§ WORK REQUEST
Word for word, retype the records below.

§ DATA TO EXAMINE
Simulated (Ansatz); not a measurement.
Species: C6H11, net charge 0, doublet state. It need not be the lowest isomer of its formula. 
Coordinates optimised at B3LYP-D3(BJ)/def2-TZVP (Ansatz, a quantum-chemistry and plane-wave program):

§ TASK RESPONSE
Simulated (Ansatz); not a measurement.
Species: C6H11, net charge 0, doublet state. It need not be the lowest isomer of its formula. 
Coordinates optimised at B3LYP-D3(BJ)/def2-TZVP (Ansatz, a quantum-chemistry and plane-wave program):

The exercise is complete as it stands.